***** Provided material *****
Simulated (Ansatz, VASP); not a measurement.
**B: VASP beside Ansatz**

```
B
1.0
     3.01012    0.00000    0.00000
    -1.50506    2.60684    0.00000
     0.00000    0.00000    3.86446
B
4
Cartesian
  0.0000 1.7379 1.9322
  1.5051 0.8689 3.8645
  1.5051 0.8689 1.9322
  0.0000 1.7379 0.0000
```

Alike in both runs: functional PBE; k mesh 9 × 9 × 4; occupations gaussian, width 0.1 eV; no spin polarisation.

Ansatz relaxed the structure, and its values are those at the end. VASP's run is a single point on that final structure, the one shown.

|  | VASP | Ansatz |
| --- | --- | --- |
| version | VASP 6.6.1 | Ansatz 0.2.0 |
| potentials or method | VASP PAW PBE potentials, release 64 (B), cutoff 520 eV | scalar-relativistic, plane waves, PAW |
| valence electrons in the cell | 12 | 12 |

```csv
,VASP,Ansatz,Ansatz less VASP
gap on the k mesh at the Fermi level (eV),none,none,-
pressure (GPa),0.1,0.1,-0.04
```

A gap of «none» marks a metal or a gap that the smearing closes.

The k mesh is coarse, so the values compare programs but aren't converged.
*****

Exercise: Each line in the entries above, starting at the line with "cell | 12 | 12 |" and ending at the line with "the smearing closes.", is to be printed exactly, and only those lines.

Answer space:
| valence electrons in the cell | 12 | 12 |

```csv
,VASP,Ansatz,Ansatz less VASP
gap on the k mesh at the Fermi level (eV),none,none,-
pressure (GPa),0.1,0.1,-0.04
```

A gap of «none» marks a metal or a gap that the smearing closes.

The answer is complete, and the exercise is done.